>>>

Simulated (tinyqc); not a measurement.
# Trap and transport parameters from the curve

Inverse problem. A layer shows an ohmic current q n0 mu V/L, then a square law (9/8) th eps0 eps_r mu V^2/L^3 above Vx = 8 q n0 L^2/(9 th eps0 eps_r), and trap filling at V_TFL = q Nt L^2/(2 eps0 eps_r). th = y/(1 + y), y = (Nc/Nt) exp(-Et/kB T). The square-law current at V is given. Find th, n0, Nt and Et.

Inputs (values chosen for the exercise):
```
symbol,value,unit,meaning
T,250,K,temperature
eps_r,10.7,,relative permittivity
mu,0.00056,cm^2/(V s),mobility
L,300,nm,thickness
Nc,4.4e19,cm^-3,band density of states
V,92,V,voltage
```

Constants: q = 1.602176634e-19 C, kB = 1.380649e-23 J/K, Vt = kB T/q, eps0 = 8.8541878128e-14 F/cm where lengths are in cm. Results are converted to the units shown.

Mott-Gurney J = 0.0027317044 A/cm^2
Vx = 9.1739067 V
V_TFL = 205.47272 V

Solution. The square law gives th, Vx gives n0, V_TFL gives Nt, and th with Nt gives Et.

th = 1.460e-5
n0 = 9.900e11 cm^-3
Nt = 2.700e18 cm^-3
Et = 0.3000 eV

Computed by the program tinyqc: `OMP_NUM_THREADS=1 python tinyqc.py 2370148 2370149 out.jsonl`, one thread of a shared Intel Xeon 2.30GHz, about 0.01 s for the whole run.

<<<

# Work task:
When the line containing "n0 = 9.900e11 cm^-3" is reached, include it and stop. Until then, output each line of the entries exactly as given, starting from the first.

# Written response:
Simulated (tinyqc); not a measurement.
# Trap and transport parameters from the curve

Inverse problem. A layer shows an ohmic current q n0 mu V/L, then a square law (9/8) th eps0 eps_r mu V^2/L^3 above Vx = 8 q n0 L^2/(9 th eps0 eps_r), and trap filling at V_TFL = q Nt L^2/(2 eps0 eps_r). th = y/(1 + y), y = (Nc/Nt) exp(-Et/kB T). The square-law current at V is given. Find th, n0, Nt and Et.

Inputs (values chosen for the exercise):
```
symbol,value,unit,meaning
T,250,K,temperature
eps_r,10.7,,relative permittivity
mu,0.00056,cm^2/(V s),mobility
L,300,nm,thickness
Nc,4.4e19,cm^-3,band density of states
V,92,V,voltage
```

Constants: q = 1.602176634e-19 C, kB = 1.380649e-23 J/K, Vt = kB T/q, eps0 = 8.8541878128e-14 F/cm where lengths are in cm. Results are converted to the units shown.

Mott-Gurney J = 0.0027317044 A/cm^2
Vx = 9.1739067 V
V_TFL = 205.47272 V

Solution. The square law gives th, Vx gives n0, V_TFL gives Nt, and th with Nt gives Et.

th = 1.460e-5
n0 = 9.900e11 cm^-3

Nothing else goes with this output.